Segment Start: Information provided

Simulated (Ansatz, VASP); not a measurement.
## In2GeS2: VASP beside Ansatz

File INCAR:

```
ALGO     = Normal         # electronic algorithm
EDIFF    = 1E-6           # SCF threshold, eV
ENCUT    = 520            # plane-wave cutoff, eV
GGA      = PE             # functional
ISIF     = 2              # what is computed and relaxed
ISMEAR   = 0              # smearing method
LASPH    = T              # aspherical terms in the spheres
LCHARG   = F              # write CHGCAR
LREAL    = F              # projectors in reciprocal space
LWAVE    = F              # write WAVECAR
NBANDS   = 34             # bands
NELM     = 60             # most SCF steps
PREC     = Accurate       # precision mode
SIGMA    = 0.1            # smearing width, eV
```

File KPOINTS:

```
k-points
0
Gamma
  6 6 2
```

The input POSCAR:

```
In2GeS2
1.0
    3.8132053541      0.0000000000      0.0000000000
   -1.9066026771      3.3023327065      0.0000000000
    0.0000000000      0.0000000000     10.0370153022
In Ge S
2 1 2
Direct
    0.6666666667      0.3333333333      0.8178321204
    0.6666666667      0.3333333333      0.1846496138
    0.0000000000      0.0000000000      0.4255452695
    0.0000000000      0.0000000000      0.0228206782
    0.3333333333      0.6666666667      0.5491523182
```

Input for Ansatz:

Segment End: Information provided

**Exercise**
Return the records exactly, character for character.

**Answer space**
Simulated (Ansatz, VASP); not a measurement.
## In2GeS2: VASP beside Ansatz

File INCAR:

```
ALGO     = Normal         # electronic algorithm
EDIFF    = 1E-6           # SCF threshold, eV
ENCUT    = 520            # plane-wave cutoff, eV
GGA      = PE             # functional
ISIF     = 2              # what is computed and relaxed
ISMEAR   = 0              # smearing method
LASPH    = T              # aspherical terms in the spheres
LCHARG   = F              # write CHGCAR
LREAL    = F              # projectors in reciprocal space
LWAVE    = F              # write WAVECAR
NBANDS   = 34             # bands
NELM     = 60             # most SCF steps
PREC     = Accurate       # precision mode
SIGMA    = 0.1            # smearing width, eV
```

File KPOINTS:

```
k-points
0
Gamma
  6 6 2
```

The input POSCAR:

```
In2GeS2
1.0
    3.8132053541      0.0000000000      0.0000000000
   -1.9066026771      3.3023327065      0.0000000000
    0.0000000000      0.0000000000     10.0370153022
In Ge S
2 1 2
Direct
    0.6666666667      0.3333333333      0.8178321204
    0.6666666667      0.3333333333      0.1846496138
    0.0000000000      0.0000000000      0.4255452695
    0.0000000000      0.0000000000      0.0228206782
    0.3333333333      0.6666666667      0.5491523182
```

Input for Ansatz:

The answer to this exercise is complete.